Assignment |
Only the lines from the top of the data through the line with "The computed pressure" should be repeated, each exactly as written.

▽

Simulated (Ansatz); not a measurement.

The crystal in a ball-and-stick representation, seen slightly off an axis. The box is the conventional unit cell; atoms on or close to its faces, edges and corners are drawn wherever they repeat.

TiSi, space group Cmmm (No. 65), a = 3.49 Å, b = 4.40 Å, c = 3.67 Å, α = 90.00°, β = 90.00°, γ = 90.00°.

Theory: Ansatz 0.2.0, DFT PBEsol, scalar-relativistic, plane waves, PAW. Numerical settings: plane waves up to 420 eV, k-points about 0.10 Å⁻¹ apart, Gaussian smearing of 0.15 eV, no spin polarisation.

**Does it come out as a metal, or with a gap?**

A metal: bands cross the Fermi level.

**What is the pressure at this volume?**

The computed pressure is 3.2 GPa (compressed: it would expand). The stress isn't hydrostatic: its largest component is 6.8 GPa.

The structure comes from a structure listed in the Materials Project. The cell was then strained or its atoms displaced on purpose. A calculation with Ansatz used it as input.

△

Expected answer |
Simulated (Ansatz); not a measurement.

The crystal in a ball-and-stick representation, seen slightly off an axis. The box is the conventional unit cell; atoms on or close to its faces, edges and corners are drawn wherever they repeat.

TiSi, space group Cmmm (No. 65), a = 3.49 Å, b = 4.40 Å, c = 3.67 Å, α = 90.00°, β = 90.00°, γ = 90.00°.

Theory: Ansatz 0.2.0, DFT PBEsol, scalar-relativistic, plane waves, PAW. Numerical settings: plane waves up to 420 eV, k-points about 0.10 Å⁻¹ apart, Gaussian smearing of 0.15 eV, no spin polarisation.

**Does it come out as a metal, or with a gap?**

A metal: bands cross the Fermi level.

**What is the pressure at this volume?**

The computed pressure is 3.2 GPa (compressed: it would expand). The stress isn't hydrostatic: its largest component is 6.8 GPa.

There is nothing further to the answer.